# WORK ITEM:
From the data that follows, print exactly the lines starting at the one containing "(3) Ground term and" and ending at the one containing "(1) Ground term 3T1"; include both of them and nothing more.

# THE DATA:
Content starts

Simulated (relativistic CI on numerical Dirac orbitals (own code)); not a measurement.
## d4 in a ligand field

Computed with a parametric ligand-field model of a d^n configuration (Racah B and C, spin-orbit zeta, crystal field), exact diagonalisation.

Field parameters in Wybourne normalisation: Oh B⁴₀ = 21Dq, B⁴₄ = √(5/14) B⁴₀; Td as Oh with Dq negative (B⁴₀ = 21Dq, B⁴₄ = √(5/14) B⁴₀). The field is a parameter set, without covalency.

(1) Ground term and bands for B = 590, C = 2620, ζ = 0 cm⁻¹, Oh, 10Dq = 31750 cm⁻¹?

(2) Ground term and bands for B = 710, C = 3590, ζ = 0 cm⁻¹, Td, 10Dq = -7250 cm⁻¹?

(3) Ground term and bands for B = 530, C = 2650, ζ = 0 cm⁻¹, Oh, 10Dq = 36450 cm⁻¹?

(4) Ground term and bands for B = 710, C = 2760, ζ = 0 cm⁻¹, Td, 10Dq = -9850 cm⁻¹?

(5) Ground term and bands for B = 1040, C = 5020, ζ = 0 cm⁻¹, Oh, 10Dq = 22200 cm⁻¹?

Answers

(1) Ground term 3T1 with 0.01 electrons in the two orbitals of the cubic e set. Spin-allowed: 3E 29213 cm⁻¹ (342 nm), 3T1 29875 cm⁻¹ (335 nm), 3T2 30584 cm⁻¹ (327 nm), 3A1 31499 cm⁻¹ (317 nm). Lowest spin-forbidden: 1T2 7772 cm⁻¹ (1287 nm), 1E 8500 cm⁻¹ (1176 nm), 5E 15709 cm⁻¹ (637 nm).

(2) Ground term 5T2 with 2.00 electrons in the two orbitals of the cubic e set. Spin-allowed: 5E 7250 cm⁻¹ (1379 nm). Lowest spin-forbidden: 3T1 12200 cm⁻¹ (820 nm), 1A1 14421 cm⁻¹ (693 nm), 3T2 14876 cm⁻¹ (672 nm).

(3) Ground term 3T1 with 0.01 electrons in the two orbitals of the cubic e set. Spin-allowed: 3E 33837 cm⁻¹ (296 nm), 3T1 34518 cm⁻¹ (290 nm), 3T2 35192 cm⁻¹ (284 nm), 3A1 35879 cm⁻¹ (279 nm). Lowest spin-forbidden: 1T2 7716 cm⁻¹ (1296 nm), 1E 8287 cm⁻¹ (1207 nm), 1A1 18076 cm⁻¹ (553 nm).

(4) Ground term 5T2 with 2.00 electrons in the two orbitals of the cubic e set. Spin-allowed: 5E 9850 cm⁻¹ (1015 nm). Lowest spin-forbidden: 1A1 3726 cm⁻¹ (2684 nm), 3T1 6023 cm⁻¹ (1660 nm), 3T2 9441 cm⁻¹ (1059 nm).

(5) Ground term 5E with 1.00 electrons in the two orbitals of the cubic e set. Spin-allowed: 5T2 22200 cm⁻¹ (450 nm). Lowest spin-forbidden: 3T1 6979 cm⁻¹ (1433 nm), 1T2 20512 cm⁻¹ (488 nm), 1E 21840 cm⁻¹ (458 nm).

Content ends

# SOLUTION:
(3) Ground term and bands for B = 530, C = 2650, ζ = 0 cm⁻¹, Oh, 10Dq = 36450 cm⁻¹?

(4) Ground term and bands for B = 710, C = 2760, ζ = 0 cm⁻¹, Td, 10Dq = -9850 cm⁻¹?

(5) Ground term and bands for B = 1040, C = 5020, ζ = 0 cm⁻¹, Oh, 10Dq = 22200 cm⁻¹?

Answers

(1) Ground term 3T1 with 0.01 electrons in the two orbitals of the cubic e set. Spin-allowed: 3E 29213 cm⁻¹ (342 nm), 3T1 29875 cm⁻¹ (335 nm), 3T2 30584 cm⁻¹ (327 nm), 3A1 31499 cm⁻¹ (317 nm). Lowest spin-forbidden: 1T2 7772 cm⁻¹ (1287 nm), 1E 8500 cm⁻¹ (1176 nm), 5E 15709 cm⁻¹ (637 nm).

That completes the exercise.